### [Data]
⟨

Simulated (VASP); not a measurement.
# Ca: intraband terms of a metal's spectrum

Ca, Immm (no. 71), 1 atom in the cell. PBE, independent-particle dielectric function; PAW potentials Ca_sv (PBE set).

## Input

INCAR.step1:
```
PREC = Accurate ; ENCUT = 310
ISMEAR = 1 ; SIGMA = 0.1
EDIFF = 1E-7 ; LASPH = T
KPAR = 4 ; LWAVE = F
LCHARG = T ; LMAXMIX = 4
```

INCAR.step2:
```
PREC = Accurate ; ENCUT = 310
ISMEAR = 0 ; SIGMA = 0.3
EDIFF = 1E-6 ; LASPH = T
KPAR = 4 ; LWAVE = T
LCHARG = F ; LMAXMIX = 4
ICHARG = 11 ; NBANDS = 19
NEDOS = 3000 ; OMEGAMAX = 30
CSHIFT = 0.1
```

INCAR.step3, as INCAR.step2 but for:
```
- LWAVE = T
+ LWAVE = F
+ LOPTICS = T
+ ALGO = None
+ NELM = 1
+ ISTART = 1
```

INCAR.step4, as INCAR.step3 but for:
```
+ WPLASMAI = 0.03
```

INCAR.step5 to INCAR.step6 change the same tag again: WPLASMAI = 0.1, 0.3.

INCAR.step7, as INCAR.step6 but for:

⟩

### [Work instruction]
Print all the data above word for word.

### [Answer space]
Simulated (VASP); not a measurement.
# Ca: intraband terms of a metal's spectrum

Ca, Immm (no. 71), 1 atom in the cell. PBE, independent-particle dielectric function; PAW potentials Ca_sv (PBE set).

## Input

INCAR.step1:
```
PREC = Accurate ; ENCUT = 310
ISMEAR = 1 ; SIGMA = 0.1
EDIFF = 1E-7 ; LASPH = T
KPAR = 4 ; LWAVE = F
LCHARG = T ; LMAXMIX = 4
```

INCAR.step2:
```
PREC = Accurate ; ENCUT = 310
ISMEAR = 0 ; SIGMA = 0.3
EDIFF = 1E-6 ; LASPH = T
KPAR = 4 ; LWAVE = T
LCHARG = F ; LMAXMIX = 4
ICHARG = 11 ; NBANDS = 19
NEDOS = 3000 ; OMEGAMAX = 30
CSHIFT = 0.1
```

INCAR.step3, as INCAR.step2 but for:
```
- LWAVE = T
+ LWAVE = F
+ LOPTICS = T
+ ALGO = None
+ NELM = 1
+ ISTART = 1
```

INCAR.step4, as INCAR.step3 but for:
```
+ WPLASMAI = 0.03
```

INCAR.step5 to INCAR.step6 change the same tag again: WPLASMAI = 0.1, 0.3.

INCAR.step7, as INCAR.step6 but for:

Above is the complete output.